## Material shown
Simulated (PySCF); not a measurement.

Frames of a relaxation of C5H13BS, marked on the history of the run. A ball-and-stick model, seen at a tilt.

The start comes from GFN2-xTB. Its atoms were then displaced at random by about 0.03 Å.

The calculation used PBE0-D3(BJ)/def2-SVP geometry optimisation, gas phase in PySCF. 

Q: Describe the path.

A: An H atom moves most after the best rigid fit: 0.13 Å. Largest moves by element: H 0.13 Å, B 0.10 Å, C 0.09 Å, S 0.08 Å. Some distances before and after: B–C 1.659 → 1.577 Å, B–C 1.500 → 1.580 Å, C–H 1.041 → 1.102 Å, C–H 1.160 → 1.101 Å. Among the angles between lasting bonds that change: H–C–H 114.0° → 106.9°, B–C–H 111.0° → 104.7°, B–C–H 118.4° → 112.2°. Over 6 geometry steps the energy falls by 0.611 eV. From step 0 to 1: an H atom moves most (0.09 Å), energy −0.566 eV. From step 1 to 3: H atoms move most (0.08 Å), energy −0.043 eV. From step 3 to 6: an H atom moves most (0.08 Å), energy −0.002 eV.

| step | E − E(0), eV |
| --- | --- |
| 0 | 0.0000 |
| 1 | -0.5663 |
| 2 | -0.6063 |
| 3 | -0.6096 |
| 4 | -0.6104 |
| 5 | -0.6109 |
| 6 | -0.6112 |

## Work item
Could you output, exactly and with nothing else, the lines from the start of the records through the line containing "5 | -0.6109 |"?

## Answer area
Simulated (PySCF); not a measurement.

Frames of a relaxation of C5H13BS, marked on the history of the run. A ball-and-stick model, seen at a tilt.

The start comes from GFN2-xTB. Its atoms were then displaced at random by about 0.03 Å.

The calculation used PBE0-D3(BJ)/def2-SVP geometry optimisation, gas phase in PySCF. 

Q: Describe the path.

A: An H atom moves most after the best rigid fit: 0.13 Å. Largest moves by element: H 0.13 Å, B 0.10 Å, C 0.09 Å, S 0.08 Å. Some distances before and after: B–C 1.659 → 1.577 Å, B–C 1.500 → 1.580 Å, C–H 1.041 → 1.102 Å, C–H 1.160 → 1.101 Å. Among the angles between lasting bonds that change: H–C–H 114.0° → 106.9°, B–C–H 111.0° → 104.7°, B–C–H 118.4° → 112.2°. Over 6 geometry steps the energy falls by 0.611 eV. From step 0 to 1: an H atom moves most (0.09 Å), energy −0.566 eV. From step 1 to 3: H atoms move most (0.08 Å), energy −0.043 eV. From step 3 to 6: an H atom moves most (0.08 Å), energy −0.002 eV.

| step | E − E(0), eV |
| --- | --- |
| 0 | 0.0000 |
| 1 | -0.5663 |
| 2 | -0.6063 |
| 3 | -0.6096 |
| 4 | -0.6104 |
| 5 | -0.6109 |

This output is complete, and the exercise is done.